*Data section*
= = = =

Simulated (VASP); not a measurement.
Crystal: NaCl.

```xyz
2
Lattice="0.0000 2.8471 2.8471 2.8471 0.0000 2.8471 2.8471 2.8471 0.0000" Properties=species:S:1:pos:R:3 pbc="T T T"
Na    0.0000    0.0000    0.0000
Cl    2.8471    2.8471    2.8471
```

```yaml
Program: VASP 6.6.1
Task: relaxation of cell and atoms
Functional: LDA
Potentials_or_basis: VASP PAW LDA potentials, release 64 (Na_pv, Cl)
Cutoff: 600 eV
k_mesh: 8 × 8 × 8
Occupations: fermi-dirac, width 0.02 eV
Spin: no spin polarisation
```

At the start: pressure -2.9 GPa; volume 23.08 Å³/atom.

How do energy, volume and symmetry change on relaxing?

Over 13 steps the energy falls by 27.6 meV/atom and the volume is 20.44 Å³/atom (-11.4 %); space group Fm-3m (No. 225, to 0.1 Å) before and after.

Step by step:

= = = =

*Activity*
Exactly as written, restate every line of the listing above.

*Exercise solution*
Simulated (VASP); not a measurement.
Crystal: NaCl.

```xyz
2
Lattice="0.0000 2.8471 2.8471 2.8471 0.0000 2.8471 2.8471 2.8471 0.0000" Properties=species:S:1:pos:R:3 pbc="T T T"
Na    0.0000    0.0000    0.0000
Cl    2.8471    2.8471    2.8471
```

```yaml
Program: VASP 6.6.1
Task: relaxation of cell and atoms
Functional: LDA
Potentials_or_basis: VASP PAW LDA potentials, release 64 (Na_pv, Cl)
Cutoff: 600 eV
k_mesh: 8 × 8 × 8
Occupations: fermi-dirac, width 0.02 eV
Spin: no spin polarisation
```

At the start: pressure -2.9 GPa; volume 23.08 Å³/atom.

How do energy, volume and symmetry change on relaxing?

Over 13 steps the energy falls by 27.6 meV/atom and the volume is 20.44 Å³/atom (-11.4 %); space group Fm-3m (No. 225, to 0.1 Å) before and after.

Step by step:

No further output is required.